Source information
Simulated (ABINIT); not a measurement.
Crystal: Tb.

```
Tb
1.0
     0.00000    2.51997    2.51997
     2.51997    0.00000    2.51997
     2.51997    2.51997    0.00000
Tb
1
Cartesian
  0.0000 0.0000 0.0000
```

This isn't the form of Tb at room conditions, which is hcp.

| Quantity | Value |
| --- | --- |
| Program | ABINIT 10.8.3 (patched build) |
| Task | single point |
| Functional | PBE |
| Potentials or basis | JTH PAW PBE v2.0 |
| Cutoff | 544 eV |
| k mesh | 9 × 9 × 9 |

Activity
Extract the complete data, matching each line exactly.

Exercise response
Simulated (ABINIT); not a measurement.
Crystal: Tb.

```
Tb
1.0
     0.00000    2.51997    2.51997
     2.51997    0.00000    2.51997
     2.51997    2.51997    0.00000
Tb
1
Cartesian
  0.0000 0.0000 0.0000
```

This isn't the form of Tb at room conditions, which is hcp.

| Quantity | Value |
| --- | --- |
| Program | ABINIT 10.8.3 (patched build) |
| Task | single point |
| Functional | PBE |
| Potentials or basis | JTH PAW PBE v2.0 |
| Cutoff | 544 eV |
| k mesh | 9 × 9 × 9 |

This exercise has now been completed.